################
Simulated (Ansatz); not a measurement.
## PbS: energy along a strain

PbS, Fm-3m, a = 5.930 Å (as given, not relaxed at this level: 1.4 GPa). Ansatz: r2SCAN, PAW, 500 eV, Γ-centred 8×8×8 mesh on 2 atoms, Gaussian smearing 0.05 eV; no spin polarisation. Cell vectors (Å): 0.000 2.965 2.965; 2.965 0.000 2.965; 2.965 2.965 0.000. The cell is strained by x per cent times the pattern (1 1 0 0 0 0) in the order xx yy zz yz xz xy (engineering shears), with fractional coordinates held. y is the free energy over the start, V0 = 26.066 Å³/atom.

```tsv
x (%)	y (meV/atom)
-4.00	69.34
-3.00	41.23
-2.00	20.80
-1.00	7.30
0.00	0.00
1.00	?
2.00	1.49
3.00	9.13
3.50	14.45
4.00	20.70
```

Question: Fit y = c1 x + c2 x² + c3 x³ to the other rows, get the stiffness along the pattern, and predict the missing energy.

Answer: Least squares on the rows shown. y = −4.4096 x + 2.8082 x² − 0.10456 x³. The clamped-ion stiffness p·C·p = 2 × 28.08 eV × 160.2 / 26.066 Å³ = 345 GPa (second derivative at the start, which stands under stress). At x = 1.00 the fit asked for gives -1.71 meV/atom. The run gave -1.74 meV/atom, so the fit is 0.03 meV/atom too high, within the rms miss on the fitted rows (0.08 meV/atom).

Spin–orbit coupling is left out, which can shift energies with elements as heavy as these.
################

> **Exercise**
Print only the lines from the top of the data above down to the line holding "## PbS: energy along a strain", inclusive.

> **Task output**
Simulated (Ansatz); not a measurement.
## PbS: energy along a strain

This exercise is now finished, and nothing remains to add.